Given information
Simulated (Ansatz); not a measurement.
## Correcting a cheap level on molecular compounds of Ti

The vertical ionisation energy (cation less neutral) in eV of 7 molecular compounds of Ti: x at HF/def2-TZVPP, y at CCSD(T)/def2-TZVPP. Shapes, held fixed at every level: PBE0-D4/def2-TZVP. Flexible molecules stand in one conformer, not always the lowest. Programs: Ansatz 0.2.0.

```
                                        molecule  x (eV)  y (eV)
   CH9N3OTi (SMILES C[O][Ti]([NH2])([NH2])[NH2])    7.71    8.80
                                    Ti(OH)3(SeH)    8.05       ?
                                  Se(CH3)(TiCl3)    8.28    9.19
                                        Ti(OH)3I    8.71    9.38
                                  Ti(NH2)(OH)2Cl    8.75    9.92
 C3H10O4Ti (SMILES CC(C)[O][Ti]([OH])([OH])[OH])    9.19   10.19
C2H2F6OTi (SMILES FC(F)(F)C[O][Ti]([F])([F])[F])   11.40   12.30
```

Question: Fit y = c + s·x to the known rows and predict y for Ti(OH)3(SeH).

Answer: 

Assignment
Everything from the first line of the records through the line containing "Question: Fit y" is to be set down exactly, while later lines are left out.

Problem solution
Simulated (Ansatz); not a measurement.
## Correcting a cheap level on molecular compounds of Ti

The vertical ionisation energy (cation less neutral) in eV of 7 molecular compounds of Ti: x at HF/def2-TZVPP, y at CCSD(T)/def2-TZVPP. Shapes, held fixed at every level: PBE0-D4/def2-TZVP. Flexible molecules stand in one conformer, not always the lowest. Programs: Ansatz 0.2.0.

```
                                        molecule  x (eV)  y (eV)
   CH9N3OTi (SMILES C[O][Ti]([NH2])([NH2])[NH2])    7.71    8.80
                                    Ti(OH)3(SeH)    8.05       ?
                                  Se(CH3)(TiCl3)    8.28    9.19
                                        Ti(OH)3I    8.71    9.38
                                  Ti(NH2)(OH)2Cl    8.75    9.92
 C3H10O4Ti (SMILES CC(C)[O][Ti]([OH])([OH])[OH])    9.19   10.19
C2H2F6OTi (SMILES FC(F)(F)C[O][Ti]([F])([F])[F])   11.40   12.30
```

Question: Fit y = c + s·x to the known rows and predict y for Ti(OH)3(SeH).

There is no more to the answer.